[Extracted entries Boundary: Start]
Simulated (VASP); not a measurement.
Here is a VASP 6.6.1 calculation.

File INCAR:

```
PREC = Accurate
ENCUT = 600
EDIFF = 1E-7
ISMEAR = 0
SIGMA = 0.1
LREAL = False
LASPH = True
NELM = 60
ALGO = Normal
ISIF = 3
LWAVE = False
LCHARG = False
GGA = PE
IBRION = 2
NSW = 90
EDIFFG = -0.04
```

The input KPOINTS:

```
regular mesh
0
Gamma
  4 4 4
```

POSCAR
[Extracted entries Boundary: End]

→ **Work item**
Repeat each entry exactly as it was given.

→ **Result**
Simulated (VASP); not a measurement.
Here is a VASP 6.6.1 calculation.

File INCAR:

```
PREC = Accurate
ENCUT = 600
EDIFF = 1E-7
ISMEAR = 0
SIGMA = 0.1
LREAL = False
LASPH = True
NELM = 60
ALGO = Normal
ISIF = 3
LWAVE = False
LCHARG = False
GGA = PE
IBRION = 2
NSW = 90
EDIFFG = -0.04
```

The input KPOINTS:

```
regular mesh
0
Gamma
  4 4 4
```

POSCAR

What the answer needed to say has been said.